REQUIRED ACTION: Transcribe the full listing exactly.

PROVIDED DATA:
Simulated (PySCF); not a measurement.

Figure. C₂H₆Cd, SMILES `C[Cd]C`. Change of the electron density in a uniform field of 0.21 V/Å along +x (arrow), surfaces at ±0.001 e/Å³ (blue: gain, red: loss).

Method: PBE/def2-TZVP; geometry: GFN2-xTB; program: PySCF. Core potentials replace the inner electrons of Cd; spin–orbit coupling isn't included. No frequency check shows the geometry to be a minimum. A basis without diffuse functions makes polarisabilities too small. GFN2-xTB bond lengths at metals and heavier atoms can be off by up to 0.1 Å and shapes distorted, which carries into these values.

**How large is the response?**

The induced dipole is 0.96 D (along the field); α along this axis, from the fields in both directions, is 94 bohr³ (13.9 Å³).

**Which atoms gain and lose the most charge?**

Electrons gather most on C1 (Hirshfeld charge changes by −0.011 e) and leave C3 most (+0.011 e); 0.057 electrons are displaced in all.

SOLUTION:
Simulated (PySCF); not a measurement.

Figure. C₂H₆Cd, SMILES `C[Cd]C`. Change of the electron density in a uniform field of 0.21 V/Å along +x (arrow), surfaces at ±0.001 e/Å³ (blue: gain, red: loss).

Method: PBE/def2-TZVP; geometry: GFN2-xTB; program: PySCF. Core potentials replace the inner electrons of Cd; spin–orbit coupling isn't included. No frequency check shows the geometry to be a minimum. A basis without diffuse functions makes polarisabilities too small. GFN2-xTB bond lengths at metals and heavier atoms can be off by up to 0.1 Å and shapes distorted, which carries into these values.

**How large is the response?**

The induced dipole is 0.96 D (along the field); α along this axis, from the fields in both directions, is 94 bohr³ (13.9 Å³).

**Which atoms gain and lose the most charge?**

Electrons gather most on C1 (Hirshfeld charge changes by −0.011 e) and leave C3 most (+0.011 e); 0.057 electrons are displaced in all.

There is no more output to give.